## Work instruction
Treat the line containing "The inputs printed" as the last one, and return every line exactly from the first line of the material below up to it.

## Given data
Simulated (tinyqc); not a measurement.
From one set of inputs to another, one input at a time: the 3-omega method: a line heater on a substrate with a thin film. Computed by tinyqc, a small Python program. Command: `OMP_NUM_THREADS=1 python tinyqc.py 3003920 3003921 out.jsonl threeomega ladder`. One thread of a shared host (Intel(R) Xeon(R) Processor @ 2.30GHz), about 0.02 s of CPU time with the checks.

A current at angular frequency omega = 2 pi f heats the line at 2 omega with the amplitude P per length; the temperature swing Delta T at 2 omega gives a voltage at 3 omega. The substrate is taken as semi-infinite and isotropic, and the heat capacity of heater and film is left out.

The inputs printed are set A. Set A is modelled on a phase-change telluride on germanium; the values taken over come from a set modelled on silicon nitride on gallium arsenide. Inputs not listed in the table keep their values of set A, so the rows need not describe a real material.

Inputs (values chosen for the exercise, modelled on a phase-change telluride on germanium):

## Answer box
Simulated (tinyqc); not a measurement.
From one set of inputs to another, one input at a time: the 3-omega method: a line heater on a substrate with a thin film. Computed by tinyqc, a small Python program. Command: `OMP_NUM_THREADS=1 python tinyqc.py 3003920 3003921 out.jsonl threeomega ladder`. One thread of a shared host (Intel(R) Xeon(R) Processor @ 2.30GHz), about 0.02 s of CPU time with the checks.

A current at angular frequency omega = 2 pi f heats the line at 2 omega with the amplitude P per length; the temperature swing Delta T at 2 omega gives a voltage at 3 omega. The substrate is taken as semi-infinite and isotropic, and the heat capacity of heater and film is left out.

The inputs printed are set A. Set A is modelled on a phase-change telluride on germanium; the values taken over come from a set modelled on silicon nitride on gallium arsenide. Inputs not listed in the table keep their values of set A, so the rows need not describe a real material.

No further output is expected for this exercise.